▸ Available data
-- Opening Marker --
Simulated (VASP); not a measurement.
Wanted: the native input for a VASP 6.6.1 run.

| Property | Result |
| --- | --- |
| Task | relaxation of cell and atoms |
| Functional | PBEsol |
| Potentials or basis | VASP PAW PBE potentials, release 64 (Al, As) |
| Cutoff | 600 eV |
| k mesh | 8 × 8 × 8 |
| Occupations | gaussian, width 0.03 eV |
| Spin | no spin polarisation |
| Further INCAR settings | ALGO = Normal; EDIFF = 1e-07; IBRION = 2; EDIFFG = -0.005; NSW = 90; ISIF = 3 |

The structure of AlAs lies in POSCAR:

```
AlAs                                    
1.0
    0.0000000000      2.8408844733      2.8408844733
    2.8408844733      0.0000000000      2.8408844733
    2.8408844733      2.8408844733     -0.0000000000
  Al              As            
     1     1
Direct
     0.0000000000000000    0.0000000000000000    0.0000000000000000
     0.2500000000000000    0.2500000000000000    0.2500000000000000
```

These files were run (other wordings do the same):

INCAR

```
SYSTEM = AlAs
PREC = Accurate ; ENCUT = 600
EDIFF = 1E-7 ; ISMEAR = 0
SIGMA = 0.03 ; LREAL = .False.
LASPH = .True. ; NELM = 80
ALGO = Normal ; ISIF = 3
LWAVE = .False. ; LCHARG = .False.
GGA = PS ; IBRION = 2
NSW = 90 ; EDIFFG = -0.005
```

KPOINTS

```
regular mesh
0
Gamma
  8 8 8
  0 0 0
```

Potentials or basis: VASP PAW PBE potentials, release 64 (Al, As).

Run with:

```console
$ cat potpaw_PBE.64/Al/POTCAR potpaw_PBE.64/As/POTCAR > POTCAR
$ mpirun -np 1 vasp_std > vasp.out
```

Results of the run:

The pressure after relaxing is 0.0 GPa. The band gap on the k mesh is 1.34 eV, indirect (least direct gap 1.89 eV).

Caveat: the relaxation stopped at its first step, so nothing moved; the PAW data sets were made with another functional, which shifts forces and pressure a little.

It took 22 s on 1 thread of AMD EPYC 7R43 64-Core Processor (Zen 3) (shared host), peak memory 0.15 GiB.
-- Closing Marker --

Go through the material above and output exactly the lines from the one containing "Potentials or basis: VASP" through the one containing "Caveat: the relaxation".

Potentials or basis: VASP PAW PBE potentials, release 64 (Al, As).

Run with:

```console
$ cat potpaw_PBE.64/Al/POTCAR potpaw_PBE.64/As/POTCAR > POTCAR
$ mpirun -np 1 vasp_std > vasp.out
```

Results of the run:

The pressure after relaxing is 0.0 GPa. The band gap on the k mesh is 1.34 eV, indirect (least direct gap 1.89 eV).

Caveat: the relaxation stopped at its first step, so nothing moved; the PAW data sets were made with another functional, which shifts forces and pressure a little.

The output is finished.